# [Task item]
Exactly as given, reproduce the records in full.

# [Source material]
****************************************
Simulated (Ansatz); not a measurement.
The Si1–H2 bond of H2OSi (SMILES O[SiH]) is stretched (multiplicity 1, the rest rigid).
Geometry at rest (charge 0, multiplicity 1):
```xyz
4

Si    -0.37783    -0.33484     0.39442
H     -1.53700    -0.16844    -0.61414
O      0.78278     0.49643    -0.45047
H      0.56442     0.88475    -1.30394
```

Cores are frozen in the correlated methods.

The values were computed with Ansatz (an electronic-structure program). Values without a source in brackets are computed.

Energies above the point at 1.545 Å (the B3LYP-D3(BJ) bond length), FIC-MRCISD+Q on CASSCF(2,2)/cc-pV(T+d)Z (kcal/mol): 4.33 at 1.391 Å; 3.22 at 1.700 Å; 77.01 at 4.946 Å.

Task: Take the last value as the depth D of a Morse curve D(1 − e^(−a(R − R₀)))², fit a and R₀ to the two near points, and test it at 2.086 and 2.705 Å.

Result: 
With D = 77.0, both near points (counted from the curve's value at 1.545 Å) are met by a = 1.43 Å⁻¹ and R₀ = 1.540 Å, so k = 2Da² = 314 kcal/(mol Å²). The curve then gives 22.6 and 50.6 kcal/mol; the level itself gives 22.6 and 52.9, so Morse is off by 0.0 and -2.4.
****************************************

# [Written answer]
Simulated (Ansatz); not a measurement.
The Si1–H2 bond of H2OSi (SMILES O[SiH]) is stretched (multiplicity 1, the rest rigid).
Geometry at rest (charge 0, multiplicity 1):
```xyz
4

Si    -0.37783    -0.33484     0.39442
H     -1.53700    -0.16844    -0.61414
O      0.78278     0.49643    -0.45047
H      0.56442     0.88475    -1.30394
```

Cores are frozen in the correlated methods.

The values were computed with Ansatz (an electronic-structure program). Values without a source in brackets are computed.

Energies above the point at 1.545 Å (the B3LYP-D3(BJ) bond length), FIC-MRCISD+Q on CASSCF(2,2)/cc-pV(T+d)Z (kcal/mol): 4.33 at 1.391 Å; 3.22 at 1.700 Å; 77.01 at 4.946 Å.

Task: Take the last value as the depth D of a Morse curve D(1 − e^(−a(R − R₀)))², fit a and R₀ to the two near points, and test it at 2.086 and 2.705 Å.

Result: 
With D = 77.0, both near points (counted from the curve's value at 1.545 Å) are met by a = 1.43 Å⁻¹ and R₀ = 1.540 Å, so k = 2Da² = 314 kcal/(mol Å²). The curve then gives 22.6 and 50.6 kcal/mol; the level itself gives 22.6 and 52.9, so Morse is off by 0.0 and -2.4.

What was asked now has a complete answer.